[Start of section]

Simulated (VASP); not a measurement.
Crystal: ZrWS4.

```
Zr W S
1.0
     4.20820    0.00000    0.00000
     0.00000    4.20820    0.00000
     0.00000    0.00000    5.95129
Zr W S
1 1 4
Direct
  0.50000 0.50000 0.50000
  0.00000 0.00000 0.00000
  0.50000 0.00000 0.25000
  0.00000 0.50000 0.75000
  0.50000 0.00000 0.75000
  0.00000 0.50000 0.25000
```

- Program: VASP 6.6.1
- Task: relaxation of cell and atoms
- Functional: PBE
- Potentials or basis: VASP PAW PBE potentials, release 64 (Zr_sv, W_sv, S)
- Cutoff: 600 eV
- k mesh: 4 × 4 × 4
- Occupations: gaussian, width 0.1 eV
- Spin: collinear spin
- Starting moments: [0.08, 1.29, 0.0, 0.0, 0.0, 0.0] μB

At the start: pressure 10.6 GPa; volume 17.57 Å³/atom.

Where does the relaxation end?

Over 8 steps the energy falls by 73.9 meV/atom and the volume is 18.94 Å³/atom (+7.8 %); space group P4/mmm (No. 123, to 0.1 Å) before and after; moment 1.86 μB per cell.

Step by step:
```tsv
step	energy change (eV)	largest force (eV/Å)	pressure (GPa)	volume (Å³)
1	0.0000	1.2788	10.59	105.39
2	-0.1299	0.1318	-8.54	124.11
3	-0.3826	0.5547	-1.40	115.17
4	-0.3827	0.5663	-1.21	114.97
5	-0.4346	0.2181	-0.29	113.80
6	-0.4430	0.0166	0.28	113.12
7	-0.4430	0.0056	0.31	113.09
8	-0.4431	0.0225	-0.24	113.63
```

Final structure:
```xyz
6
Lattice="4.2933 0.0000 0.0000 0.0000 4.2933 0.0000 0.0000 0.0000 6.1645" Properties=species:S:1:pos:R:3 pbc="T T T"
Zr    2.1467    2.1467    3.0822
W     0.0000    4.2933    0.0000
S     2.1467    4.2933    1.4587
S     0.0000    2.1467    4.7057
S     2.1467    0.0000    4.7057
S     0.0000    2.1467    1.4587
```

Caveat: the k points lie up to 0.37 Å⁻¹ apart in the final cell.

[End of section]

**Assignment**
Copy the records above exactly, beginning at the line that contains "- Potentials or" and stopping after the line that contains "- Starting moments: [0.08, 1.29, 0.0, 0.0, 0.0, 0.0]".

**Written response**
- Potentials or basis: VASP PAW PBE potentials, release 64 (Zr_sv, W_sv, S)
- Cutoff: 600 eV
- k mesh: 4 × 4 × 4
- Occupations: gaussian, width 0.1 eV
- Spin: collinear spin
- Starting moments: [0.08, 1.29, 0.0, 0.0, 0.0, 0.0] μB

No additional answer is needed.